» **WORK INSTRUCTION**:
In the entries below, which lines run from the one containing "This cell differs" to the one containing "Caveat: the cell"? Copy exactly those lines, ends included, and no others.

» **EXCERPTED DATA**:
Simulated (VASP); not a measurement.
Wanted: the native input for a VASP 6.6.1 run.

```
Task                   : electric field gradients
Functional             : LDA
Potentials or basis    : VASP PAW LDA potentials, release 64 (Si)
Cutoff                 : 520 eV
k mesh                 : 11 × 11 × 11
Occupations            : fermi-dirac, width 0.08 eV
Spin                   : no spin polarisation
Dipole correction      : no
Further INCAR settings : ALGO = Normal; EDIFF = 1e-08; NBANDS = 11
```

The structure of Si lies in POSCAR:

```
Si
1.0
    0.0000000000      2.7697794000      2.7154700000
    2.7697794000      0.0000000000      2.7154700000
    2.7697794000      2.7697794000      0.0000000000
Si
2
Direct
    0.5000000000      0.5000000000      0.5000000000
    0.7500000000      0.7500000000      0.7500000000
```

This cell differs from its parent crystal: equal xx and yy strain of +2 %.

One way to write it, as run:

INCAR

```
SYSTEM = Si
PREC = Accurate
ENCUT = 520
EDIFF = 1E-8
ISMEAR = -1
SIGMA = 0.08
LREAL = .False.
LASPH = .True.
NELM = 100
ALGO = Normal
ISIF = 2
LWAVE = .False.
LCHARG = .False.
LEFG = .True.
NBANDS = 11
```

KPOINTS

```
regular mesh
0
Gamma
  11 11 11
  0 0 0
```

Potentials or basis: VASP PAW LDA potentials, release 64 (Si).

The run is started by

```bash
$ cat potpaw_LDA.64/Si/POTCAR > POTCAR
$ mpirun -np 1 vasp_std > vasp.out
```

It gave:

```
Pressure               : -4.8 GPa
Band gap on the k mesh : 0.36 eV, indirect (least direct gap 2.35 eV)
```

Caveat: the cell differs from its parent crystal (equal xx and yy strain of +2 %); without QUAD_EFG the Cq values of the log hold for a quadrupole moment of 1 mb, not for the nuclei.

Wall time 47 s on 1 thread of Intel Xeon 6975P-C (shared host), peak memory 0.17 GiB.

» **YOUR RESPONSE**:
This cell differs from its parent crystal: equal xx and yy strain of +2 %.

One way to write it, as run:

INCAR

```
SYSTEM = Si
PREC = Accurate
ENCUT = 520
EDIFF = 1E-8
ISMEAR = -1
SIGMA = 0.08
LREAL = .False.
LASPH = .True.
NELM = 100
ALGO = Normal
ISIF = 2
LWAVE = .False.
LCHARG = .False.
LEFG = .True.
NBANDS = 11
```

KPOINTS

```
regular mesh
0
Gamma
  11 11 11
  0 0 0
```

Potentials or basis: VASP PAW LDA potentials, release 64 (Si).

The run is started by

```bash
$ cat potpaw_LDA.64/Si/POTCAR > POTCAR
$ mpirun -np 1 vasp_std > vasp.out
```

It gave:

```
Pressure               : -4.8 GPa
Band gap on the k mesh : 0.36 eV, indirect (least direct gap 2.35 eV)
```

Caveat: the cell differs from its parent crystal (equal xx and yy strain of +2 %); without QUAD_EFG the Cq values of the log hold for a quadrupole moment of 1 mb, not for the nuclei.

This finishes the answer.